▸ Requirement
Below are entries; copy exactly the lines from the one with "(2) Estimate the band gap on the k mesh." through the one with "(1) 1.6 GPa.", both included, and leave out the rest.

Segment Start: Extracted material

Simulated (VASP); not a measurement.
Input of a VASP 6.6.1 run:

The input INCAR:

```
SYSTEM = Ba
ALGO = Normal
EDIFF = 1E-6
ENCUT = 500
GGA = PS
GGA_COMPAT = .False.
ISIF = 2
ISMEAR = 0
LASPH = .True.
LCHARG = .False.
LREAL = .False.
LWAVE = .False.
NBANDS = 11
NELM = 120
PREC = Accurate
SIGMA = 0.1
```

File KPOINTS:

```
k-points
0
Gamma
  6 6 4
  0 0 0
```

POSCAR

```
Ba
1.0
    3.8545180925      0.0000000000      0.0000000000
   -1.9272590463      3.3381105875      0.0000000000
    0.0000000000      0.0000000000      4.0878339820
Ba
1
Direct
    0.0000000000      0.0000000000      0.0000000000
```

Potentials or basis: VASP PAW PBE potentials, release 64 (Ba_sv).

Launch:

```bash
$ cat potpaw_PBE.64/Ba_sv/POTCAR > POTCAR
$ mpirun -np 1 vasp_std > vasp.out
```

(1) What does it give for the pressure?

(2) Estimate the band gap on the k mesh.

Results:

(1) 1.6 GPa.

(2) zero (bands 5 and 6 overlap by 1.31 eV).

Segment End: Extracted material

▸ Your solution
(2) Estimate the band gap on the k mesh.

Results:

(1) 1.6 GPa.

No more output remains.